### [Required action]
Start with the first line of the data and end with the line that holds "# S (P4_2/mnm), generalised stacking fault"; write out each one exactly.

### [Supplied material]

[Start of Attachment]

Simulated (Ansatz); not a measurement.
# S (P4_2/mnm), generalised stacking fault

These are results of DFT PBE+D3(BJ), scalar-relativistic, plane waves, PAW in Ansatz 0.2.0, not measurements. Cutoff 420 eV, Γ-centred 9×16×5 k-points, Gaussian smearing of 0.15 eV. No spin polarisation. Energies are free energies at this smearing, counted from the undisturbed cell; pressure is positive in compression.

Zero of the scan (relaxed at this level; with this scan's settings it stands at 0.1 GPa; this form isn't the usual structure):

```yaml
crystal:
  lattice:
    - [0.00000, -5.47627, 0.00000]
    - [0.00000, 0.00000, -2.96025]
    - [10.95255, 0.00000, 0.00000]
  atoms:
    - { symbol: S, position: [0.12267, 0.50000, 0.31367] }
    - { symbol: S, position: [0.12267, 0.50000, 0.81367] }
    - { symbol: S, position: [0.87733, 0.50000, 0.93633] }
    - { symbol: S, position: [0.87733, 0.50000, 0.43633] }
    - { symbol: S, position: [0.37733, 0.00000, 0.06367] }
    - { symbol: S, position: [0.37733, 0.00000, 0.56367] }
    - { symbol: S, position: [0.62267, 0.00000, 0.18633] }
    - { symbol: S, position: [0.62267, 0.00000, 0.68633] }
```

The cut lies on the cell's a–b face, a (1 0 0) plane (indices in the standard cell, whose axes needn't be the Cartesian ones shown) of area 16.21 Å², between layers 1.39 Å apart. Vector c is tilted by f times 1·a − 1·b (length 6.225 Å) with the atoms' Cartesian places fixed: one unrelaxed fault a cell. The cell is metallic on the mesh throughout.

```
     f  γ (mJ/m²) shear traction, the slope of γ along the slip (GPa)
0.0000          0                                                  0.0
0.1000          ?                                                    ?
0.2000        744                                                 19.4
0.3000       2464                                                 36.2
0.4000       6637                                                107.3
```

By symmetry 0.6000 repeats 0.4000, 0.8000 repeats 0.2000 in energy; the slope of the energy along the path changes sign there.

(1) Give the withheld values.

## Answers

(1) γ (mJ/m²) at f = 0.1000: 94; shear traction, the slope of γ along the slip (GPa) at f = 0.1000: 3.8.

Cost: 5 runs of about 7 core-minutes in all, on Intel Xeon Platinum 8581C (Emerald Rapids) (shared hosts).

[End of Attachment]

### [Written response]
Simulated (Ansatz); not a measurement.
# S (P4_2/mnm), generalised stacking fault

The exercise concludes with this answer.